All lines from the first one in the listing below to the one holding "none | none | - |", inclusive, are to be copied exactly.

#### Data supplied

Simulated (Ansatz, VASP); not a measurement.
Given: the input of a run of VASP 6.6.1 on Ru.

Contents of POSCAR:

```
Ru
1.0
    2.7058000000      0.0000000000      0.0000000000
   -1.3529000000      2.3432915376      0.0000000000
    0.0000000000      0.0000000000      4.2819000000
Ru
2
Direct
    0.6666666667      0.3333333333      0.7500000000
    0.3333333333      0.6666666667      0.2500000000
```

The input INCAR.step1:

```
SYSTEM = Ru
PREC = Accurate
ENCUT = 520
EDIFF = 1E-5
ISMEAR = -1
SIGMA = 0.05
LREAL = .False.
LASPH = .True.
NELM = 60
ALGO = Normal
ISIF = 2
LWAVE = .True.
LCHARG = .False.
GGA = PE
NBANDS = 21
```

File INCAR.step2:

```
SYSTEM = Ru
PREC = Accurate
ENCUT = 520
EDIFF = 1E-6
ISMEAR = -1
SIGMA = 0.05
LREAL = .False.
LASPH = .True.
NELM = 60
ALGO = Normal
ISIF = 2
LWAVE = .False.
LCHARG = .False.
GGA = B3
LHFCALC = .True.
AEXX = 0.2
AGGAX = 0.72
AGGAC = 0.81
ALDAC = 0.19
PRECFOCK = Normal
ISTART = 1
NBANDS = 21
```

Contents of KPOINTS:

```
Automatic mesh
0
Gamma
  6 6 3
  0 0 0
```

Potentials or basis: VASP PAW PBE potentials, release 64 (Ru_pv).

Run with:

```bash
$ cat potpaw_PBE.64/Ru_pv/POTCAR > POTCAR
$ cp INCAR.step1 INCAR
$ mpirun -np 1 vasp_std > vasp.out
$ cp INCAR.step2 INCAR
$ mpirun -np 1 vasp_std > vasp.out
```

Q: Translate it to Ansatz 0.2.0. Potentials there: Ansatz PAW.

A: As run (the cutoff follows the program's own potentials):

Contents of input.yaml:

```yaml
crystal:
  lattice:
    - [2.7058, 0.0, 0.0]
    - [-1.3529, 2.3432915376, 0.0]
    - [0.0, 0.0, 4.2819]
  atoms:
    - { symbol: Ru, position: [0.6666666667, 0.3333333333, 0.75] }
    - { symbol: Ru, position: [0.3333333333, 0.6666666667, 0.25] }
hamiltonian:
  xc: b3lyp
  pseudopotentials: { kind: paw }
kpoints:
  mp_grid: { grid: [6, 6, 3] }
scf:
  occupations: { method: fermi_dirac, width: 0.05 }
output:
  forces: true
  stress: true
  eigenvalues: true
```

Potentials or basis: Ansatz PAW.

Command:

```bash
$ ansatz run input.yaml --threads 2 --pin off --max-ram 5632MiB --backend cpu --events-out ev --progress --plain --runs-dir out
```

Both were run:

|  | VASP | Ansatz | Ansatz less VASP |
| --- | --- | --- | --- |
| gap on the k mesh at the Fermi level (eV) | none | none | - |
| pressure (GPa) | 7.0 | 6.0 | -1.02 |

########

#### Answer area:
Simulated (Ansatz, VASP); not a measurement.
Given: the input of a run of VASP 6.6.1 on Ru.

Contents of POSCAR:

```
Ru
1.0
    2.7058000000      0.0000000000      0.0000000000
   -1.3529000000      2.3432915376      0.0000000000
    0.0000000000      0.0000000000      4.2819000000
Ru
2
Direct
    0.6666666667      0.3333333333      0.7500000000
    0.3333333333      0.6666666667      0.2500000000
```

The input INCAR.step1:

```
SYSTEM = Ru
PREC = Accurate
ENCUT = 520
EDIFF = 1E-5
ISMEAR = -1
SIGMA = 0.05
LREAL = .False.
LASPH = .True.
NELM = 60
ALGO = Normal
ISIF = 2
LWAVE = .True.
LCHARG = .False.
GGA = PE
NBANDS = 21
```

File INCAR.step2:

```
SYSTEM = Ru
PREC = Accurate
ENCUT = 520
EDIFF = 1E-6
ISMEAR = -1
SIGMA = 0.05
LREAL = .False.
LASPH = .True.
NELM = 60
ALGO = Normal
ISIF = 2
LWAVE = .False.
LCHARG = .False.
GGA = B3
LHFCALC = .True.
AEXX = 0.2
AGGAX = 0.72
AGGAC = 0.81
ALDAC = 0.19
PRECFOCK = Normal
ISTART = 1
NBANDS = 21
```

Contents of KPOINTS:

```
Automatic mesh
0
Gamma
  6 6 3
  0 0 0
```

Potentials or basis: VASP PAW PBE potentials, release 64 (Ru_pv).

Run with:

```bash
$ cat potpaw_PBE.64/Ru_pv/POTCAR > POTCAR
$ cp INCAR.step1 INCAR
$ mpirun -np 1 vasp_std > vasp.out
$ cp INCAR.step2 INCAR
$ mpirun -np 1 vasp_std > vasp.out
```

Q: Translate it to Ansatz 0.2.0. Potentials there: Ansatz PAW.

A: As run (the cutoff follows the program's own potentials):

Contents of input.yaml:

```yaml
crystal:
  lattice:
    - [2.7058, 0.0, 0.0]
    - [-1.3529, 2.3432915376, 0.0]
    - [0.0, 0.0, 4.2819]
  atoms:
    - { symbol: Ru, position: [0.6666666667, 0.3333333333, 0.75] }
    - { symbol: Ru, position: [0.3333333333, 0.6666666667, 0.25] }
hamiltonian:
  xc: b3lyp
  pseudopotentials: { kind: paw }
kpoints:
  mp_grid: { grid: [6, 6, 3] }
scf:
  occupations: { method: fermi_dirac, width: 0.05 }
output:
  forces: true
  stress: true
  eigenvalues: true
```

Potentials or basis: Ansatz PAW.

Command:

```bash
$ ansatz run input.yaml --threads 2 --pin off --max-ram 5632MiB --backend cpu --events-out ev --progress --plain --runs-dir out
```

Both were run:

|  | VASP | Ansatz | Ansatz less VASP |
| --- | --- | --- | --- |
| gap on the k mesh at the Fermi level (eV) | none | none | - |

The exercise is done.